**ACTION ITEM**
Print out the records in full, keeping each word unchanged.

**DATA PROVIDED**
§

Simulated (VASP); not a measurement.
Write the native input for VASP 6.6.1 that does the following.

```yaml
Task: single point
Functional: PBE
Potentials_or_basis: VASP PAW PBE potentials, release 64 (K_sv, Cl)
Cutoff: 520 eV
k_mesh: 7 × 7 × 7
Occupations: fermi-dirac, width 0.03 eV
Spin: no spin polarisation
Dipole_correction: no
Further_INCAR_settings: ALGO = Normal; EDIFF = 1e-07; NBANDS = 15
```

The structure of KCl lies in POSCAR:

§

**EXPECTED ANSWER**
Simulated (VASP); not a measurement.
Write the native input for VASP 6.6.1 that does the following.

```yaml
Task: single point
Functional: PBE
Potentials_or_basis: VASP PAW PBE potentials, release 64 (K_sv, Cl)
Cutoff: 520 eV
k_mesh: 7 × 7 × 7
Occupations: fermi-dirac, width 0.03 eV
Spin: no spin polarisation
Dipole_correction: no
Further_INCAR_settings: ALGO = Normal; EDIFF = 1e-07; NBANDS = 15
```

The structure of KCl lies in POSCAR:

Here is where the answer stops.